Which lines come from the start of the records through the line that holds "7.07 eV (175"? Write them out word for word.

--

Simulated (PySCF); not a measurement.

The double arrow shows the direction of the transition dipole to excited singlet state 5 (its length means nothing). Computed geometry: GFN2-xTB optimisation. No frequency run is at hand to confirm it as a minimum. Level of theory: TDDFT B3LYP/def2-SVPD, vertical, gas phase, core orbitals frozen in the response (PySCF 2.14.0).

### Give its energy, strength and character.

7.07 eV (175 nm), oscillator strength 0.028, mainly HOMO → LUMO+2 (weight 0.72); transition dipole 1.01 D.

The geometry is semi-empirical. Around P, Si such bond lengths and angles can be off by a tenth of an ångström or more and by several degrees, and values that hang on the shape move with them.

--

Task solution
Simulated (PySCF); not a measurement.

The double arrow shows the direction of the transition dipole to excited singlet state 5 (its length means nothing). Computed geometry: GFN2-xTB optimisation. No frequency run is at hand to confirm it as a minimum. Level of theory: TDDFT B3LYP/def2-SVPD, vertical, gas phase, core orbitals frozen in the response (PySCF 2.14.0).

### Give its energy, strength and character.

7.07 eV (175 nm), oscillator strength 0.028, mainly HOMO → LUMO+2 (weight 0.72); transition dipole 1.01 D.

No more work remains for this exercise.